Work request -
What is needed is an exact copy of every record.

Supplied entries -
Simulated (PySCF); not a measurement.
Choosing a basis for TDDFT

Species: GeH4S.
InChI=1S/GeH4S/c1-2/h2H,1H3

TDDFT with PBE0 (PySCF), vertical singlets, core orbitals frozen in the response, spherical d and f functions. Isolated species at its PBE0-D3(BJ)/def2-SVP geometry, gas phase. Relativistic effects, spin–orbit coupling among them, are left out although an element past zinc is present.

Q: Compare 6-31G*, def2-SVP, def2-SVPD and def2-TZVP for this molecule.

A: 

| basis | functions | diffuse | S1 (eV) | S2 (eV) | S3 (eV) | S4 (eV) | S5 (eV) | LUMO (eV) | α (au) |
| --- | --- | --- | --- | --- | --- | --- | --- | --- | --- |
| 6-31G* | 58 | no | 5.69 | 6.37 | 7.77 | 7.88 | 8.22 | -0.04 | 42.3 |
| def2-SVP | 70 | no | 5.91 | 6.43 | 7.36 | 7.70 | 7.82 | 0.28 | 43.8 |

Reply -
Simulated (PySCF); not a measurement.
Choosing a basis for TDDFT

Species: GeH4S.
InChI=1S/GeH4S/c1-2/h2H,1H3

TDDFT with PBE0 (PySCF), vertical singlets, core orbitals frozen in the response, spherical d and f functions. Isolated species at its PBE0-D3(BJ)/def2-SVP geometry, gas phase. Relativistic effects, spin–orbit coupling among them, are left out although an element past zinc is present.

Q: Compare 6-31G*, def2-SVP, def2-SVPD and def2-TZVP for this molecule.

A: 

| basis | functions | diffuse | S1 (eV) | S2 (eV) | S3 (eV) | S4 (eV) | S5 (eV) | LUMO (eV) | α (au) |
| --- | --- | --- | --- | --- | --- | --- | --- | --- | --- |
| 6-31G* | 58 | no | 5.69 | 6.37 | 7.77 | 7.88 | 8.22 | -0.04 | 42.3 |
| def2-SVP | 70 | no | 5.91 | 6.43 | 7.36 | 7.70 | 7.82 | 0.28 | 43.8 |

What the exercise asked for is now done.